Copy out the entire listing word for word.

**Given information**
------------------------

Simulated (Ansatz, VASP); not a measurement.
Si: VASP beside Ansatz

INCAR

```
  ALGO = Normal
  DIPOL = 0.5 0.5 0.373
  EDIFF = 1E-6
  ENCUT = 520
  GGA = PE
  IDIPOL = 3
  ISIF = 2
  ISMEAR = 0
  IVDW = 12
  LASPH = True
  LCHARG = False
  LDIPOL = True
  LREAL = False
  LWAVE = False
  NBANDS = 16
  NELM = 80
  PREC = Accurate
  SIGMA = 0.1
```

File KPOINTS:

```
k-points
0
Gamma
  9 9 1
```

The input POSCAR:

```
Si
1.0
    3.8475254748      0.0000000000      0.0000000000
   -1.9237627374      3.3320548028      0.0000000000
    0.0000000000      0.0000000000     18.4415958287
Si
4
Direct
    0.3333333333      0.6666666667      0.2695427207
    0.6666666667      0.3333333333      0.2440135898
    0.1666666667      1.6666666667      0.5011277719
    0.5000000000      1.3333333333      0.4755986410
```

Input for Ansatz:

------------------------

**Expected answer**
Simulated (Ansatz, VASP); not a measurement.
Si: VASP beside Ansatz

INCAR

```
  ALGO = Normal
  DIPOL = 0.5 0.5 0.373
  EDIFF = 1E-6
  ENCUT = 520
  GGA = PE
  IDIPOL = 3
  ISIF = 2
  ISMEAR = 0
  IVDW = 12
  LASPH = True
  LCHARG = False
  LDIPOL = True
  LREAL = False
  LWAVE = False
  NBANDS = 16
  NELM = 80
  PREC = Accurate
  SIGMA = 0.1
```

File KPOINTS:

```
k-points
0
Gamma
  9 9 1
```

The input POSCAR:

```
Si
1.0
    3.8475254748      0.0000000000      0.0000000000
   -1.9237627374      3.3320548028      0.0000000000
    0.0000000000      0.0000000000     18.4415958287
Si
4
Direct
    0.3333333333      0.6666666667      0.2695427207
    0.6666666667      0.3333333333      0.2440135898
    0.1666666667      1.6666666667      0.5011277719
    0.5000000000      1.3333333333      0.4755986410
```

Input for Ansatz:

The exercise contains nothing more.